◆ **Work task**
The lines from the start of the records through the one containing "Answer: 2.3 kcal/mol" are to be restated word for word; please include both ends.

◆ **Data section**
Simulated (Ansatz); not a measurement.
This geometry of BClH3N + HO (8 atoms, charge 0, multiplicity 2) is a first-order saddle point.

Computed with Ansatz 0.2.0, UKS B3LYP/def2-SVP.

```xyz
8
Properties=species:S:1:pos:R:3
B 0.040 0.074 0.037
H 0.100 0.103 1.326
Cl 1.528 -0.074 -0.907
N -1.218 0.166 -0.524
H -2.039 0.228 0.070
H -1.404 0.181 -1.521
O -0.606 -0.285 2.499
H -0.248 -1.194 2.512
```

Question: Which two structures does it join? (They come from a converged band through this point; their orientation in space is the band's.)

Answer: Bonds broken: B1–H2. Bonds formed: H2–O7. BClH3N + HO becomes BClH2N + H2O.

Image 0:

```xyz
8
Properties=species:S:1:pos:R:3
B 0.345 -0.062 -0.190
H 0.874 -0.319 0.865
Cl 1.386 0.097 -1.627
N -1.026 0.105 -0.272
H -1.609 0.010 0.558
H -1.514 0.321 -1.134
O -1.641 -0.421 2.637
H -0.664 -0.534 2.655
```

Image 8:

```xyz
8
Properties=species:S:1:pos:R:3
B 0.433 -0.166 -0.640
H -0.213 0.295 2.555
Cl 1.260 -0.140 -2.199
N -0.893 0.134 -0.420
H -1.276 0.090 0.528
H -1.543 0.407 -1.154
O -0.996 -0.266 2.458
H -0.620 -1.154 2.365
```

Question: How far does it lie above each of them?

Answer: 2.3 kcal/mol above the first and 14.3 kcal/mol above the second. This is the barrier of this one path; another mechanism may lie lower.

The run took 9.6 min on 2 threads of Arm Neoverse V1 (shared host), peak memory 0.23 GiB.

◆ **Written answer**
Simulated (Ansatz); not a measurement.
This geometry of BClH3N + HO (8 atoms, charge 0, multiplicity 2) is a first-order saddle point.

Computed with Ansatz 0.2.0, UKS B3LYP/def2-SVP.

```xyz
8
Properties=species:S:1:pos:R:3
B 0.040 0.074 0.037
H 0.100 0.103 1.326
Cl 1.528 -0.074 -0.907
N -1.218 0.166 -0.524
H -2.039 0.228 0.070
H -1.404 0.181 -1.521
O -0.606 -0.285 2.499
H -0.248 -1.194 2.512
```

Question: Which two structures does it join? (They come from a converged band through this point; their orientation in space is the band's.)

Answer: Bonds broken: B1–H2. Bonds formed: H2–O7. BClH3N + HO becomes BClH2N + H2O.

Image 0:

```xyz
8
Properties=species:S:1:pos:R:3
B 0.345 -0.062 -0.190
H 0.874 -0.319 0.865
Cl 1.386 0.097 -1.627
N -1.026 0.105 -0.272
H -1.609 0.010 0.558
H -1.514 0.321 -1.134
O -1.641 -0.421 2.637
H -0.664 -0.534 2.655
```

Image 8:

```xyz
8
Properties=species:S:1:pos:R:3
B 0.433 -0.166 -0.640
H -0.213 0.295 2.555
Cl 1.260 -0.140 -2.199
N -0.893 0.134 -0.420
H -1.276 0.090 0.528
H -1.543 0.407 -1.154
O -0.996 -0.266 2.458
H -0.620 -1.154 2.365
```

Question: How far does it lie above each of them?

Answer: 2.3 kcal/mol above the first and 14.3 kcal/mol above the second. This is the barrier of this one path; another mechanism may lie lower.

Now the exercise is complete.